Would you restate the entries below word for word, starting at the first line and ending with the one that has "Simulation results for"?

══════════

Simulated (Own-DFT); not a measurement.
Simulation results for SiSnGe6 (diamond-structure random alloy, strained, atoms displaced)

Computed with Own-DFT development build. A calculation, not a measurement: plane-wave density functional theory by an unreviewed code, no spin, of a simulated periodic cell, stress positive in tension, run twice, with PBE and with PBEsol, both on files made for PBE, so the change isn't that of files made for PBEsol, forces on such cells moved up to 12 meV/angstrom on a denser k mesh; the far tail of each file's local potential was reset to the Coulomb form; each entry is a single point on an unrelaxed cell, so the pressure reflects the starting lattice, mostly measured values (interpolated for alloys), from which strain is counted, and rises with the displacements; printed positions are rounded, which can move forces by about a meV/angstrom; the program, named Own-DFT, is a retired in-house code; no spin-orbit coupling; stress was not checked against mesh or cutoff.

══════════

▶ Result:
Simulated (Own-DFT); not a measurement.
Simulation results for SiSnGe6 (diamond-structure random alloy, strained, atoms displaced)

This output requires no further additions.